┌────────
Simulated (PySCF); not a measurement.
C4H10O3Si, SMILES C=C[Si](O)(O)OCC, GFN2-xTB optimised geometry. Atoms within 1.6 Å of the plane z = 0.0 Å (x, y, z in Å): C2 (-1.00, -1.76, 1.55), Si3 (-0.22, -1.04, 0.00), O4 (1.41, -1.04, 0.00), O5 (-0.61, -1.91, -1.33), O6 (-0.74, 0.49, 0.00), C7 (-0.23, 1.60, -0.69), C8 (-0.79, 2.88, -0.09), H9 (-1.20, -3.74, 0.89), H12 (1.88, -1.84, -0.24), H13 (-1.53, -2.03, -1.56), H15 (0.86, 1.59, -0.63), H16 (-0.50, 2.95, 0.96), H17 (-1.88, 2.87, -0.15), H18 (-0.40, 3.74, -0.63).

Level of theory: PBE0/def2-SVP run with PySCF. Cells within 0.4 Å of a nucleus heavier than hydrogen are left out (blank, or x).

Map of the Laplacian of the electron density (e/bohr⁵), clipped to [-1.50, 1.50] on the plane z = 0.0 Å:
└────────

Work order:
Reproduce exactly the first line of the listing and every line after it, through the one containing "Level of theory: PBE0/def2-SVP". Nothing else belongs in the output.

Problem solution:
Simulated (PySCF); not a measurement.
C4H10O3Si, SMILES C=C[Si](O)(O)OCC, GFN2-xTB optimised geometry. Atoms within 1.6 Å of the plane z = 0.0 Å (x, y, z in Å): C2 (-1.00, -1.76, 1.55), Si3 (-0.22, -1.04, 0.00), O4 (1.41, -1.04, 0.00), O5 (-0.61, -1.91, -1.33), O6 (-0.74, 0.49, 0.00), C7 (-0.23, 1.60, -0.69), C8 (-0.79, 2.88, -0.09), H9 (-1.20, -3.74, 0.89), H12 (1.88, -1.84, -0.24), H13 (-1.53, -2.03, -1.56), H15 (0.86, 1.59, -0.63), H16 (-0.50, 2.95, 0.96), H17 (-1.88, 2.87, -0.15), H18 (-0.40, 3.74, -0.63).

Level of theory: PBE0/def2-SVP run with PySCF. Cells within 0.4 Å of a nucleus heavier than hydrogen are left out (blank, or x).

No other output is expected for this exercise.